- [WORK ORDER]: Repeat the material below. Keep every line exactly as written.

_ _ _ _

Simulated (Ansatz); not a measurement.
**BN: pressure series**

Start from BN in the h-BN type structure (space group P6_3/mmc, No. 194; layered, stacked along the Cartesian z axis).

_ _ _ _

- [YOUR RESPONSE]:
Simulated (Ansatz); not a measurement.
**BN: pressure series**

Start from BN in the h-BN type structure (space group P6_3/mmc, No. 194; layered, stacked along the Cartesian z axis).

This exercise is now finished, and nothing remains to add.